### WORK ITEM
Every entry must appear in the output exactly as it does here.

####################

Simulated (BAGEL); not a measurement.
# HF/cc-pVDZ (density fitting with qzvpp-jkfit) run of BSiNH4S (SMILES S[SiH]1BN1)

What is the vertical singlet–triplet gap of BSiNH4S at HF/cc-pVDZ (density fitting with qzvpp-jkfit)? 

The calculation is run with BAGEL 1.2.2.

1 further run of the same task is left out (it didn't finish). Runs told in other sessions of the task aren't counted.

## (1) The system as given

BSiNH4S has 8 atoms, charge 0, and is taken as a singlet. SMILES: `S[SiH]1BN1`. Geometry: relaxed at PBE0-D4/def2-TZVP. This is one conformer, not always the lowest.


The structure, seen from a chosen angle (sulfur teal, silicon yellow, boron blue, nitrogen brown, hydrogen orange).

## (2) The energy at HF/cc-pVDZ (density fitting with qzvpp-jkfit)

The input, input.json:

####################

### RESPONSE
Simulated (BAGEL); not a measurement.
# HF/cc-pVDZ (density fitting with qzvpp-jkfit) run of BSiNH4S (SMILES S[SiH]1BN1)

What is the vertical singlet–triplet gap of BSiNH4S at HF/cc-pVDZ (density fitting with qzvpp-jkfit)? 

The calculation is run with BAGEL 1.2.2.

1 further run of the same task is left out (it didn't finish). Runs told in other sessions of the task aren't counted.

## (1) The system as given

BSiNH4S has 8 atoms, charge 0, and is taken as a singlet. SMILES: `S[SiH]1BN1`. Geometry: relaxed at PBE0-D4/def2-TZVP. This is one conformer, not always the lowest.


The structure, seen from a chosen angle (sulfur teal, silicon yellow, boron blue, nitrogen brown, hydrogen orange).

## (2) The energy at HF/cc-pVDZ (density fitting with qzvpp-jkfit)

The input, input.json:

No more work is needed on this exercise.